» **Exercise data**
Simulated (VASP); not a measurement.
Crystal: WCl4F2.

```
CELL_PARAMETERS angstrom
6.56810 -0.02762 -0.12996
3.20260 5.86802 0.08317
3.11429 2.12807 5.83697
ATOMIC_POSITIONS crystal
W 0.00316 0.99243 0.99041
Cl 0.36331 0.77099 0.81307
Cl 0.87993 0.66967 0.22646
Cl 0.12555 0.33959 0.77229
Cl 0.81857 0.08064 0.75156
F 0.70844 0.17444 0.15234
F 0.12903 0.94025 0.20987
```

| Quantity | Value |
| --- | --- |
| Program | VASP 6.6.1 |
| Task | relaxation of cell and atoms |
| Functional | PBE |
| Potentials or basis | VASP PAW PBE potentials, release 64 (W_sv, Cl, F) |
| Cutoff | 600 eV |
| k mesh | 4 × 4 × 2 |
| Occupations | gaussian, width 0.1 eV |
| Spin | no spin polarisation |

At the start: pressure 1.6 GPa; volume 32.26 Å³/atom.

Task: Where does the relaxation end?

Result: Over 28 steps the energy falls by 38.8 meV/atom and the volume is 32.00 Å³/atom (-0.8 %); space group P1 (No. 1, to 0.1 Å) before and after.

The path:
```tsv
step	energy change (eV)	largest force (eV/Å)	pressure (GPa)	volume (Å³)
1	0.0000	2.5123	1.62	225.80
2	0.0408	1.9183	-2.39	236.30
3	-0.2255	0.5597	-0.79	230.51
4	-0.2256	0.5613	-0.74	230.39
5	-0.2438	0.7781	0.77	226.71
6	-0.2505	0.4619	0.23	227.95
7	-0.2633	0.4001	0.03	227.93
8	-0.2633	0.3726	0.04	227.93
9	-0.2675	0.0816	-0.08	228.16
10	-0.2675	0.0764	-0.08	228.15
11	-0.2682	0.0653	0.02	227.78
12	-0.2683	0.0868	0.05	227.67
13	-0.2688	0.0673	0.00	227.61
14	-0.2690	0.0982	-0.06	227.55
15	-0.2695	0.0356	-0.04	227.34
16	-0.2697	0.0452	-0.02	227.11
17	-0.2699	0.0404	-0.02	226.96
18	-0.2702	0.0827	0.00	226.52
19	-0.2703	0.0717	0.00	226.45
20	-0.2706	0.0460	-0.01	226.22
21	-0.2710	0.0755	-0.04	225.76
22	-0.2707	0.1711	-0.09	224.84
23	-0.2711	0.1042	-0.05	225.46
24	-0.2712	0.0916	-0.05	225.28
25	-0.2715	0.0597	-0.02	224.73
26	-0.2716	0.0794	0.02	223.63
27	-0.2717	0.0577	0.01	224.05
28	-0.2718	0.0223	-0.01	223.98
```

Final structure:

» **Activity**
Copy out each line of the data above, exactly, if it lies between the line holding "(W_sv, Cl, F) |" and the line holding "Task: Where does the relaxation end?", inclusive; copy no other line.

» **Solution**
| Potentials or basis | VASP PAW PBE potentials, release 64 (W_sv, Cl, F) |
| Cutoff | 600 eV |
| k mesh | 4 × 4 × 2 |
| Occupations | gaussian, width 0.1 eV |
| Spin | no spin polarisation |

At the start: pressure 1.6 GPa; volume 32.26 Å³/atom.

Task: Where does the relaxation end?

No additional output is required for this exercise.